*AVAILABLE DATA*
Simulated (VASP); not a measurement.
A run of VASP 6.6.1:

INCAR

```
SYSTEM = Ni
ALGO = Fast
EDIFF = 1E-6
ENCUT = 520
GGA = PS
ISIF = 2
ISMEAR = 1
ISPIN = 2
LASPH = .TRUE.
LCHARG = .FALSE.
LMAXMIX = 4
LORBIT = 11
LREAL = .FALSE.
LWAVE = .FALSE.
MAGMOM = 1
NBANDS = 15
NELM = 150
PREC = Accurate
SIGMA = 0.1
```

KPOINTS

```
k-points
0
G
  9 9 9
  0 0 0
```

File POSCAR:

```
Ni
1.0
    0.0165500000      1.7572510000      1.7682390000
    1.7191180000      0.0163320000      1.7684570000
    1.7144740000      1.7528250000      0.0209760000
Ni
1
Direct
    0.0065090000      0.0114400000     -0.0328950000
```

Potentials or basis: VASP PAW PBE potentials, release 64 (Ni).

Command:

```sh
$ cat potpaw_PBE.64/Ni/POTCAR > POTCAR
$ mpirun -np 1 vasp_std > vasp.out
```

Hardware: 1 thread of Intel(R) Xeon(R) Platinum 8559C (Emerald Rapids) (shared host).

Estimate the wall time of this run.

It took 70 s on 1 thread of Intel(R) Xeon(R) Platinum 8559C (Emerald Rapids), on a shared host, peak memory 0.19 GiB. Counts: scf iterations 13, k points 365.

*WORK ORDER*
Output each line of the material above with no deviation.

*ANSWER SPACE*
Simulated (VASP); not a measurement.
A run of VASP 6.6.1:

INCAR

```
SYSTEM = Ni
ALGO = Fast
EDIFF = 1E-6
ENCUT = 520
GGA = PS
ISIF = 2
ISMEAR = 1
ISPIN = 2
LASPH = .TRUE.
LCHARG = .FALSE.
LMAXMIX = 4
LORBIT = 11
LREAL = .FALSE.
LWAVE = .FALSE.
MAGMOM = 1
NBANDS = 15
NELM = 150
PREC = Accurate
SIGMA = 0.1
```

KPOINTS

```
k-points
0
G
  9 9 9
  0 0 0
```

File POSCAR:

```
Ni
1.0
    0.0165500000      1.7572510000      1.7682390000
    1.7191180000      0.0163320000      1.7684570000
    1.7144740000      1.7528250000      0.0209760000
Ni
1
Direct
    0.0065090000      0.0114400000     -0.0328950000
```

Potentials or basis: VASP PAW PBE potentials, release 64 (Ni).

Command:

```sh
$ cat potpaw_PBE.64/Ni/POTCAR > POTCAR
$ mpirun -np 1 vasp_std > vasp.out
```

Hardware: 1 thread of Intel(R) Xeon(R) Platinum 8559C (Emerald Rapids) (shared host).

Estimate the wall time of this run.

It took 70 s on 1 thread of Intel(R) Xeon(R) Platinum 8559C (Emerald Rapids), on a shared host, peak memory 0.19 GiB. Counts: scf iterations 13, k points 365.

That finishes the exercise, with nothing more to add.